## WORK ITEM
All lines up to and including the one that contains "Alike in all" are to be transcribed exactly, starting from the first line of the records.

## DATASET
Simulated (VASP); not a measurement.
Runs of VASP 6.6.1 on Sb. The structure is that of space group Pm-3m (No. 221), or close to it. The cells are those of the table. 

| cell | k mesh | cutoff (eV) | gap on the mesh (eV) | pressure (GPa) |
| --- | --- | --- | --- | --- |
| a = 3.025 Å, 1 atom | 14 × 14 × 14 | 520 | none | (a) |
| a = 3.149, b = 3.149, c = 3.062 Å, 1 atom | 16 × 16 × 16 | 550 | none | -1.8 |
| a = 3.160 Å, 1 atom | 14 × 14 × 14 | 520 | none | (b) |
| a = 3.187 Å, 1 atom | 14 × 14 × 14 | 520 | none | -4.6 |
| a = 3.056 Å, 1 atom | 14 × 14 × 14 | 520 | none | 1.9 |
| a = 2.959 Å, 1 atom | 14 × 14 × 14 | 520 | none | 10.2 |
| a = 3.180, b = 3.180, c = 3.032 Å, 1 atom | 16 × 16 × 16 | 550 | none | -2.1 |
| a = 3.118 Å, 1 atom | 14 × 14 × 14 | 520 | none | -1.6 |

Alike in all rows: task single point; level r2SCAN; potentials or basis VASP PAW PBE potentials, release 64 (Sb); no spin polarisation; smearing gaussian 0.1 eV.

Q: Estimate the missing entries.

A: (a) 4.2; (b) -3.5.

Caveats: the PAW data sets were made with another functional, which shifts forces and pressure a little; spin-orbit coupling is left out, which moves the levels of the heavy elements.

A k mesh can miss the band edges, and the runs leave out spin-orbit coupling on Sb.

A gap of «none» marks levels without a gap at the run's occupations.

## REPLY
Simulated (VASP); not a measurement.
Runs of VASP 6.6.1 on Sb. The structure is that of space group Pm-3m (No. 221), or close to it. The cells are those of the table. 

| cell | k mesh | cutoff (eV) | gap on the mesh (eV) | pressure (GPa) |
| --- | --- | --- | --- | --- |
| a = 3.025 Å, 1 atom | 14 × 14 × 14 | 520 | none | (a) |
| a = 3.149, b = 3.149, c = 3.062 Å, 1 atom | 16 × 16 × 16 | 550 | none | -1.8 |
| a = 3.160 Å, 1 atom | 14 × 14 × 14 | 520 | none | (b) |
| a = 3.187 Å, 1 atom | 14 × 14 × 14 | 520 | none | -4.6 |
| a = 3.056 Å, 1 atom | 14 × 14 × 14 | 520 | none | 1.9 |
| a = 2.959 Å, 1 atom | 14 × 14 × 14 | 520 | none | 10.2 |
| a = 3.180, b = 3.180, c = 3.032 Å, 1 atom | 16 × 16 × 16 | 550 | none | -2.1 |
| a = 3.118 Å, 1 atom | 14 × 14 × 14 | 520 | none | -1.6 |

Alike in all rows: task single point; level r2SCAN; potentials or basis VASP PAW PBE potentials, release 64 (Sb); no spin polarisation; smearing gaussian 0.1 eV.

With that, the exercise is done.